* Supplied information *
* * * * * * * * *
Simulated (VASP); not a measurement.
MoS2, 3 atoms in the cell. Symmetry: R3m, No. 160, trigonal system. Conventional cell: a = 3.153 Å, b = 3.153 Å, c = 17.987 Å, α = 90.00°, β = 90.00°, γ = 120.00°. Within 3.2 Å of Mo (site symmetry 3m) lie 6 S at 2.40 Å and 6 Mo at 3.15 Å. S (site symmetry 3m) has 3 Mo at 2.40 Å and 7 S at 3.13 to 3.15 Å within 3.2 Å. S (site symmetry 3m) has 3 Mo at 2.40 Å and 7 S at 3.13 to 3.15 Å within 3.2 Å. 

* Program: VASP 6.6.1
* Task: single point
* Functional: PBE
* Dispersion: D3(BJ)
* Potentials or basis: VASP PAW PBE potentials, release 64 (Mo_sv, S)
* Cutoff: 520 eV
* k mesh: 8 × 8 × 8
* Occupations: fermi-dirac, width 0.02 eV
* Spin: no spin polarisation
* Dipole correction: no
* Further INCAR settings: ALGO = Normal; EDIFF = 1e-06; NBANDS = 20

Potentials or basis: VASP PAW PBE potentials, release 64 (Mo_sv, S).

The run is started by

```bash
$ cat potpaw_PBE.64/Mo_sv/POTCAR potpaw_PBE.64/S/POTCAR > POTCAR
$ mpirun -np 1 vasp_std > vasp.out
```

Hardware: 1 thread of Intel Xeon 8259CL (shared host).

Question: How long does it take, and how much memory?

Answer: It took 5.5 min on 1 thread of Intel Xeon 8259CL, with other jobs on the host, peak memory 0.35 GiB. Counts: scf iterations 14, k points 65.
* * * * * * * * *

Within the data above, the span starting at the line containing "Hardware: 1 thread" and ending at the line containing "Question: How long" is to be retyped exactly, with no other lines.

* Problem solution *
Hardware: 1 thread of Intel Xeon 8259CL (shared host).

Question: How long does it take, and how much memory?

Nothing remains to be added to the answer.